* Exercise:
Write out again, exactly, the lines of the listing below from the first one through the one that contains "E. HCN (singlet)", and no other lines.

——————

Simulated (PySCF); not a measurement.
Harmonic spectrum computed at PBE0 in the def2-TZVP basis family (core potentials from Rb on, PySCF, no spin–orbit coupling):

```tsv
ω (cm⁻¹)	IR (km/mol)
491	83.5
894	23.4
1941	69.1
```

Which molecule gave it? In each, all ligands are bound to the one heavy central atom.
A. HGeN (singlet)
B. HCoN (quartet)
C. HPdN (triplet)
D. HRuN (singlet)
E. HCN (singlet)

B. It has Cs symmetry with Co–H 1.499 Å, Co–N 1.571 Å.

——————

* Exercise result:
Simulated (PySCF); not a measurement.
Harmonic spectrum computed at PBE0 in the def2-TZVP basis family (core potentials from Rb on, PySCF, no spin–orbit coupling):

```tsv
ω (cm⁻¹)	IR (km/mol)
491	83.5
894	23.4
1941	69.1
```

Which molecule gave it? In each, all ligands are bound to the one heavy central atom.
A. HGeN (singlet)
B. HCoN (quartet)
C. HPdN (triplet)
D. HRuN (singlet)
E. HCN (singlet)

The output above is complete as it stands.